★ ★ ★ ★ ★

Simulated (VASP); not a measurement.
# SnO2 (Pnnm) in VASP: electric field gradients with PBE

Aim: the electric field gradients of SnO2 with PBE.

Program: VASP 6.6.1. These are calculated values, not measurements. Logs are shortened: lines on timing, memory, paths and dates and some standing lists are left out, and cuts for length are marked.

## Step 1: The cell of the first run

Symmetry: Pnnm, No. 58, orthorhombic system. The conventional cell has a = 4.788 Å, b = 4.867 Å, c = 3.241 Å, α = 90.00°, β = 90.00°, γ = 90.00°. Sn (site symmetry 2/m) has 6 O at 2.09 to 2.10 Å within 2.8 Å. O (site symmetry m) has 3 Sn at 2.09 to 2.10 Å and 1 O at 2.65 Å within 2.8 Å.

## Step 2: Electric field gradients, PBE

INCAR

★ ★ ★ ★ ★

→ **Work instruction**
Please write out, exactly as they appear above, only the lines in the stretch from the line with "# SnO2 (Pnnm)" through the line with "## Step 2: Electric field gradients, PBE".

→ **Answer space**
# SnO2 (Pnnm) in VASP: electric field gradients with PBE

Aim: the electric field gradients of SnO2 with PBE.

Program: VASP 6.6.1. These are calculated values, not measurements. Logs are shortened: lines on timing, memory, paths and dates and some standing lists are left out, and cuts for length are marked.

## Step 1: The cell of the first run

Symmetry: Pnnm, No. 58, orthorhombic system. The conventional cell has a = 4.788 Å, b = 4.867 Å, c = 3.241 Å, α = 90.00°, β = 90.00°, γ = 90.00°. Sn (site symmetry 2/m) has 6 O at 2.09 to 2.10 Å within 2.8 Å. O (site symmetry m) has 3 Sn at 2.09 to 2.10 Å and 1 O at 2.65 Å within 2.8 Å.

## Step 2: Electric field gradients, PBE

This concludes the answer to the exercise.